++++

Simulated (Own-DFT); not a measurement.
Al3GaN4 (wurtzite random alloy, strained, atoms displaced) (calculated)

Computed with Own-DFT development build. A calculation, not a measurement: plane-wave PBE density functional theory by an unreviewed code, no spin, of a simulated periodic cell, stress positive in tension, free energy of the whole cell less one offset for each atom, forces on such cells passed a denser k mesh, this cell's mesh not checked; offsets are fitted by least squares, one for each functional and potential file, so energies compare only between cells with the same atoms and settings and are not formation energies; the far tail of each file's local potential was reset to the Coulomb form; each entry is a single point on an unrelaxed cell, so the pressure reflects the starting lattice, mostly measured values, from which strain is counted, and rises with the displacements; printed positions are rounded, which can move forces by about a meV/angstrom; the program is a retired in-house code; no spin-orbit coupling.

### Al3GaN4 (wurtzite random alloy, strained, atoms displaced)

++++

▶ Assignment: A precise copy of the whole listing is the expected answer.

▶ Answer box:
Simulated (Own-DFT); not a measurement.
Al3GaN4 (wurtzite random alloy, strained, atoms displaced) (calculated)

Computed with Own-DFT development build. A calculation, not a measurement: plane-wave PBE density functional theory by an unreviewed code, no spin, of a simulated periodic cell, stress positive in tension, free energy of the whole cell less one offset for each atom, forces on such cells passed a denser k mesh, this cell's mesh not checked; offsets are fitted by least squares, one for each functional and potential file, so energies compare only between cells with the same atoms and settings and are not formation energies; the far tail of each file's local potential was reset to the Coulomb form; each entry is a single point on an unrelaxed cell, so the pressure reflects the starting lattice, mostly measured values, from which strain is counted, and rises with the displacements; printed positions are rounded, which can move forces by about a meV/angstrom; the program is a retired in-house code; no spin-orbit coupling.

### Al3GaN4 (wurtzite random alloy, strained, atoms displaced)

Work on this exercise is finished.